TASK ITEM: Each line below has to be set down again exactly.

ENTRIES PROVIDED:
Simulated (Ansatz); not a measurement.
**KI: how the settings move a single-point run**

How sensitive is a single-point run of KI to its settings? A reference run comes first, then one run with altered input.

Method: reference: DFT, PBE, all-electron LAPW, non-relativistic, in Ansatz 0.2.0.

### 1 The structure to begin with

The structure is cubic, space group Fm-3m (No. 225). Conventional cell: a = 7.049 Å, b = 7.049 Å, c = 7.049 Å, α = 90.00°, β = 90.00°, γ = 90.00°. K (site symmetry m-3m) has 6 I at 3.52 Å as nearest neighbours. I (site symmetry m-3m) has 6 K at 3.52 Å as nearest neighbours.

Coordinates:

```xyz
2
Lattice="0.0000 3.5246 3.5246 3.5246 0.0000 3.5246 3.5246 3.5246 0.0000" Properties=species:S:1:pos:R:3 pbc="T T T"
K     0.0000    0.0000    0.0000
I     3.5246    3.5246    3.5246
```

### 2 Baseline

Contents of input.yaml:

EXERCISE RESPONSE:
Simulated (Ansatz); not a measurement.
**KI: how the settings move a single-point run**

How sensitive is a single-point run of KI to its settings? A reference run comes first, then one run with altered input.

Method: reference: DFT, PBE, all-electron LAPW, non-relativistic, in Ansatz 0.2.0.

### 1 The structure to begin with

The structure is cubic, space group Fm-3m (No. 225). Conventional cell: a = 7.049 Å, b = 7.049 Å, c = 7.049 Å, α = 90.00°, β = 90.00°, γ = 90.00°. K (site symmetry m-3m) has 6 I at 3.52 Å as nearest neighbours. I (site symmetry m-3m) has 6 K at 3.52 Å as nearest neighbours.

Coordinates:

```xyz
2
Lattice="0.0000 3.5246 3.5246 3.5246 0.0000 3.5246 3.5246 3.5246 0.0000" Properties=species:S:1:pos:R:3 pbc="T T T"
K     0.0000    0.0000    0.0000
I     3.5246    3.5246    3.5246
```

### 2 Baseline

Contents of input.yaml:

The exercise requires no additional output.